◆ ◆ ◆ ◆
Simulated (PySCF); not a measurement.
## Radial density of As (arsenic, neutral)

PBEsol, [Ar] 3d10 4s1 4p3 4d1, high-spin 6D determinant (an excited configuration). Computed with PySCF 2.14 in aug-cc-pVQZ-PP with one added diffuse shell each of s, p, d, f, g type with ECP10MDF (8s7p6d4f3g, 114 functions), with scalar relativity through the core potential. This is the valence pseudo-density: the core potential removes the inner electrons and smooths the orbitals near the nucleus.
◆ ◆ ◆ ◆

ASSIGNMENT: The answer is the records above restated word for word from their opening line through the line that holds "## Radial density of As (arsenic, neutral)", both included, and nothing else.

ANSWER SPACE:
Simulated (PySCF); not a measurement.
## Radial density of As (arsenic, neutral)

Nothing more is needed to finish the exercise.